--- START ---
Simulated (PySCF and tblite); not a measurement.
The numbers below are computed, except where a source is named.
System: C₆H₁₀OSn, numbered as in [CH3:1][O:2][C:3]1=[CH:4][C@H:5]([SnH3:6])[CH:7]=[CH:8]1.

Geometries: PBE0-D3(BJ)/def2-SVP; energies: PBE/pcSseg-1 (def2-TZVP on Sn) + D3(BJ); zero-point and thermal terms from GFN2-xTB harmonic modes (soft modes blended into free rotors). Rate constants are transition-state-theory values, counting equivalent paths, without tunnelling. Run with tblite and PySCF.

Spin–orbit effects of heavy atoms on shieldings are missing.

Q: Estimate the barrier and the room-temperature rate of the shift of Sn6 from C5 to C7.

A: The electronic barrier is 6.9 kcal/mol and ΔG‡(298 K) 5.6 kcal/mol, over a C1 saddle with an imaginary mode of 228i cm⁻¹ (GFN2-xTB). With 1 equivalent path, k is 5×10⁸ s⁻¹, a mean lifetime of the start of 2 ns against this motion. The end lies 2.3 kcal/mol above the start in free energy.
--- END ---

**WORK TASK:** Copy out the records above exactly.

**YOUR SOLUTION:**
Simulated (PySCF and tblite); not a measurement.
The numbers below are computed, except where a source is named.
System: C₆H₁₀OSn, numbered as in [CH3:1][O:2][C:3]1=[CH:4][C@H:5]([SnH3:6])[CH:7]=[CH:8]1.

Geometries: PBE0-D3(BJ)/def2-SVP; energies: PBE/pcSseg-1 (def2-TZVP on Sn) + D3(BJ); zero-point and thermal terms from GFN2-xTB harmonic modes (soft modes blended into free rotors). Rate constants are transition-state-theory values, counting equivalent paths, without tunnelling. Run with tblite and PySCF.

Spin–orbit effects of heavy atoms on shieldings are missing.

Q: Estimate the barrier and the room-temperature rate of the shift of Sn6 from C5 to C7.

A: The electronic barrier is 6.9 kcal/mol and ΔG‡(298 K) 5.6 kcal/mol, over a C1 saddle with an imaginary mode of 228i cm⁻¹ (GFN2-xTB). With 1 equivalent path, k is 5×10⁸ s⁻¹, a mean lifetime of the start of 2 ns against this motion. The end lies 2.3 kcal/mol above the start in free energy.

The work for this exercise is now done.